Data records:
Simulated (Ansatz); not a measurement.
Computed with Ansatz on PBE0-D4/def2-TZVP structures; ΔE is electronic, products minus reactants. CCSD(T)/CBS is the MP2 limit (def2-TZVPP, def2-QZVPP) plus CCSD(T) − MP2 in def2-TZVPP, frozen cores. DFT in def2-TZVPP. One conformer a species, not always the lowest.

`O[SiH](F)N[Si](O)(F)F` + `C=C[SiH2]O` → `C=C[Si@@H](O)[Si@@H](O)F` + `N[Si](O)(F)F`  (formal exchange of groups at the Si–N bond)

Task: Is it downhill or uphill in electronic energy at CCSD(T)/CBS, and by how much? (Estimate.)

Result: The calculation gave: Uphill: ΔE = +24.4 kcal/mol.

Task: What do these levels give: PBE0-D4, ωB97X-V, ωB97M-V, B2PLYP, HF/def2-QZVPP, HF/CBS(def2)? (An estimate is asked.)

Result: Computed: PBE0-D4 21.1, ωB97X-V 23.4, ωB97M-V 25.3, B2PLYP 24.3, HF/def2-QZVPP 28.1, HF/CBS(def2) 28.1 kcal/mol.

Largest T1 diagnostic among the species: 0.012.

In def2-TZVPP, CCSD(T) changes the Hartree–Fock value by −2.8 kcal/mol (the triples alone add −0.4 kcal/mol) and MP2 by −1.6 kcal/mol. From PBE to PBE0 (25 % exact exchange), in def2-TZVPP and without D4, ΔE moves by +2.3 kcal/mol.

Requirement:
From the opening line of the data above through the line that contains "Largest T1 diagnostic", please print each line as it stands and only those lines.

Task solution:
Simulated (Ansatz); not a measurement.
Computed with Ansatz on PBE0-D4/def2-TZVP structures; ΔE is electronic, products minus reactants. CCSD(T)/CBS is the MP2 limit (def2-TZVPP, def2-QZVPP) plus CCSD(T) − MP2 in def2-TZVPP, frozen cores. DFT in def2-TZVPP. One conformer a species, not always the lowest.

`O[SiH](F)N[Si](O)(F)F` + `C=C[SiH2]O` → `C=C[Si@@H](O)[Si@@H](O)F` + `N[Si](O)(F)F`  (formal exchange of groups at the Si–N bond)

Task: Is it downhill or uphill in electronic energy at CCSD(T)/CBS, and by how much? (Estimate.)

Result: The calculation gave: Uphill: ΔE = +24.4 kcal/mol.

Task: What do these levels give: PBE0-D4, ωB97X-V, ωB97M-V, B2PLYP, HF/def2-QZVPP, HF/CBS(def2)? (An estimate is asked.)

Result: Computed: PBE0-D4 21.1, ωB97X-V 23.4, ωB97M-V 25.3, B2PLYP 24.3, HF/def2-QZVPP 28.1, HF/CBS(def2) 28.1 kcal/mol.

Largest T1 diagnostic among the species: 0.012.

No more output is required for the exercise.